----------
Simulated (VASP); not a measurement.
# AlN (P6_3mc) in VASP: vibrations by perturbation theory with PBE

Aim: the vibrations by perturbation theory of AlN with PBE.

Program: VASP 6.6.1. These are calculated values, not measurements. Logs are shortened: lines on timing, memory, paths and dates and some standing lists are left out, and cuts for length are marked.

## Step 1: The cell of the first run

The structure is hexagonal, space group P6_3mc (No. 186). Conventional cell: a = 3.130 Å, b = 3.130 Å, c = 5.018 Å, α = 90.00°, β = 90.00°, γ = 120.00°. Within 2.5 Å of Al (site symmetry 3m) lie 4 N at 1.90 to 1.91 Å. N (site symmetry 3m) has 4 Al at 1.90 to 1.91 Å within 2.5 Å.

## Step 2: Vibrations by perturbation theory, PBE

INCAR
----------

WORK ORDER – Give back every entry exactly, with nothing left out.

WRITTEN ANSWER –
Simulated (VASP); not a measurement.
# AlN (P6_3mc) in VASP: vibrations by perturbation theory with PBE

Aim: the vibrations by perturbation theory of AlN with PBE.

Program: VASP 6.6.1. These are calculated values, not measurements. Logs are shortened: lines on timing, memory, paths and dates and some standing lists are left out, and cuts for length are marked.

## Step 1: The cell of the first run

The structure is hexagonal, space group P6_3mc (No. 186). Conventional cell: a = 3.130 Å, b = 3.130 Å, c = 5.018 Å, α = 90.00°, β = 90.00°, γ = 120.00°. Within 2.5 Å of Al (site symmetry 3m) lie 4 N at 1.90 to 1.91 Å. N (site symmetry 3m) has 4 Al at 1.90 to 1.91 Å within 2.5 Å.

## Step 2: Vibrations by perturbation theory, PBE

INCAR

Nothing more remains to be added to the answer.